★ ★ ★ ★

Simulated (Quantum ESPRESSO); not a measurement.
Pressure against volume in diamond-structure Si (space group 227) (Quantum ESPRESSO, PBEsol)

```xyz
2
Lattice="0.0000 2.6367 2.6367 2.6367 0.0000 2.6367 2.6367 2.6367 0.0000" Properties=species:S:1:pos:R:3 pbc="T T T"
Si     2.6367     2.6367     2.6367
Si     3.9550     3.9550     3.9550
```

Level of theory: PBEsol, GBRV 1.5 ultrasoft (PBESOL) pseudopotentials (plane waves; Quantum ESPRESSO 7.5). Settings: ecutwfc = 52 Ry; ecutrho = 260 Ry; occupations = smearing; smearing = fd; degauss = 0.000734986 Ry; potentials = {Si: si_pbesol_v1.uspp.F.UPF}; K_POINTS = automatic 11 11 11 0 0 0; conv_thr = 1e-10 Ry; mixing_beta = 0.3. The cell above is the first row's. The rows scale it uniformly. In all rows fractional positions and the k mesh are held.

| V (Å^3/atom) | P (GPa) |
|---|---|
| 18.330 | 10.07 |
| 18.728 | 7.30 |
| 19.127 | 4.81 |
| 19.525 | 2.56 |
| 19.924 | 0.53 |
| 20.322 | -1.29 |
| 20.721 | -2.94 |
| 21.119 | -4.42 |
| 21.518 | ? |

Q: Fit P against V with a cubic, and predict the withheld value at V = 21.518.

★ ★ ★ ★

*Exercise*
Go through the records from the first line and copy each one exactly, ending after the line that contains "21.518 | ? |". Give nothing else.

*Task output*
Simulated (Quantum ESPRESSO); not a measurement.
Pressure against volume in diamond-structure Si (space group 227) (Quantum ESPRESSO, PBEsol)

```xyz
2
Lattice="0.0000 2.6367 2.6367 2.6367 0.0000 2.6367 2.6367 2.6367 0.0000" Properties=species:S:1:pos:R:3 pbc="T T T"
Si     2.6367     2.6367     2.6367
Si     3.9550     3.9550     3.9550
```

Level of theory: PBEsol, GBRV 1.5 ultrasoft (PBESOL) pseudopotentials (plane waves; Quantum ESPRESSO 7.5). Settings: ecutwfc = 52 Ry; ecutrho = 260 Ry; occupations = smearing; smearing = fd; degauss = 0.000734986 Ry; potentials = {Si: si_pbesol_v1.uspp.F.UPF}; K_POINTS = automatic 11 11 11 0 0 0; conv_thr = 1e-10 Ry; mixing_beta = 0.3. The cell above is the first row's. The rows scale it uniformly. In all rows fractional positions and the k mesh are held.

| V (Å^3/atom) | P (GPa) |
|---|---|
| 18.330 | 10.07 |
| 18.728 | 7.30 |
| 19.127 | 4.81 |
| 19.525 | 2.56 |
| 19.924 | 0.53 |
| 20.322 | -1.29 |
| 20.721 | -2.94 |
| 21.119 | -4.42 |
| 21.518 | ? |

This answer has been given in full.